■ Assigned task:
When you return the data, keep each character exactly as it appears.

■ Data listing:
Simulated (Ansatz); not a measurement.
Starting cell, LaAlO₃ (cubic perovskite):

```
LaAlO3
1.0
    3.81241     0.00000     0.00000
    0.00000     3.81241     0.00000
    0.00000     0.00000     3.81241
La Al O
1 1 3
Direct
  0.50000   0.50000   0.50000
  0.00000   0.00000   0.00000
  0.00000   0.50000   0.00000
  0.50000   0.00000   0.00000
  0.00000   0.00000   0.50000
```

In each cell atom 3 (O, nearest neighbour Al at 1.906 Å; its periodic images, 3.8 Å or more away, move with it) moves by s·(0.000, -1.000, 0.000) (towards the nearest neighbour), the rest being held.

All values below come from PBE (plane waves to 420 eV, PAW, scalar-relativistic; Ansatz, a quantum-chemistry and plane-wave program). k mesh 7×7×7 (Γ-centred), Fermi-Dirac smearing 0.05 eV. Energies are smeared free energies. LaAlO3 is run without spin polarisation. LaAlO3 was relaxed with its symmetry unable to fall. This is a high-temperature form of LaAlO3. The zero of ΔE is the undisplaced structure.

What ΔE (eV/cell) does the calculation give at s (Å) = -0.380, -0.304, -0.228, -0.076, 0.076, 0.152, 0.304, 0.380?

■ Your solution:
Simulated (Ansatz); not a measurement.
Starting cell, LaAlO₃ (cubic perovskite):

```
LaAlO3
1.0
    3.81241     0.00000     0.00000
    0.00000     3.81241     0.00000
    0.00000     0.00000     3.81241
La Al O
1 1 3
Direct
  0.50000   0.50000   0.50000
  0.00000   0.00000   0.00000
  0.00000   0.50000   0.00000
  0.50000   0.00000   0.00000
  0.00000   0.00000   0.50000
```

In each cell atom 3 (O, nearest neighbour Al at 1.906 Å; its periodic images, 3.8 Å or more away, move with it) moves by s·(0.000, -1.000, 0.000) (towards the nearest neighbour), the rest being held.

All values below come from PBE (plane waves to 420 eV, PAW, scalar-relativistic; Ansatz, a quantum-chemistry and plane-wave program). k mesh 7×7×7 (Γ-centred), Fermi-Dirac smearing 0.05 eV. Energies are smeared free energies. LaAlO3 is run without spin polarisation. LaAlO3 was relaxed with its symmetry unable to fall. This is a high-temperature form of LaAlO3. The zero of ΔE is the undisplaced structure.

What ΔE (eV/cell) does the calculation give at s (Å) = -0.380, -0.304, -0.228, -0.076, 0.076, 0.152, 0.304, 0.380?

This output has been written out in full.